- SUPPLIED ENTRIES
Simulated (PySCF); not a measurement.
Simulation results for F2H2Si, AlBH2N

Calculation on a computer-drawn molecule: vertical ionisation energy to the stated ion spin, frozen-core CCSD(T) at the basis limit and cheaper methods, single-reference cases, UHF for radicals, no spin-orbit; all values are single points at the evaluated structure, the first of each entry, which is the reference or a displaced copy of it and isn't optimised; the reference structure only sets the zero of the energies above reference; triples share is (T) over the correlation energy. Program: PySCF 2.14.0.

- BRIEF
Line by line, transcribe all of the records exactly.

- YOUR SOLUTION
Simulated (PySCF); not a measurement.
Simulation results for F2H2Si, AlBH2N

Calculation on a computer-drawn molecule: vertical ionisation energy to the stated ion spin, frozen-core CCSD(T) at the basis limit and cheaper methods, single-reference cases, UHF for radicals, no spin-orbit; all values are single points at the evaluated structure, the first of each entry, which is the reference or a displaced copy of it and isn't optimised; the reference structure only sets the zero of the energies above reference; triples share is (T) over the correlation energy. Program: PySCF 2.14.0.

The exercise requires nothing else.